**Work item**
Copy every line of the material below word for word.

**Excerpted data**
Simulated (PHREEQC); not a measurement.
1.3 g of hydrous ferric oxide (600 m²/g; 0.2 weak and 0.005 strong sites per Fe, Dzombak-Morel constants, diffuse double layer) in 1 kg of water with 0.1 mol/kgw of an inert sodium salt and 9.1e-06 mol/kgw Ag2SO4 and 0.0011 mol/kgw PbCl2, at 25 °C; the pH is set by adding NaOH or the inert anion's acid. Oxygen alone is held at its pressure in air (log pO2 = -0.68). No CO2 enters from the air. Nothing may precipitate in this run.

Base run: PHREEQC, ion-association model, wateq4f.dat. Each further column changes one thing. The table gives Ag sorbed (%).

**Exercise output**
Simulated (PHREEQC); not a measurement.
1.3 g of hydrous ferric oxide (600 m²/g; 0.2 weak and 0.005 strong sites per Fe, Dzombak-Morel constants, diffuse double layer) in 1 kg of water with 0.1 mol/kgw of an inert sodium salt and 9.1e-06 mol/kgw Ag2SO4 and 0.0011 mol/kgw PbCl2, at 25 °C; the pH is set by adding NaOH or the inert anion's acid. Oxygen alone is held at its pressure in air (log pO2 = -0.68). No CO2 enters from the air. Nothing may precipitate in this run.

Base run: PHREEQC, ion-association model, wateq4f.dat. Each further column changes one thing. The table gives Ag sorbed (%).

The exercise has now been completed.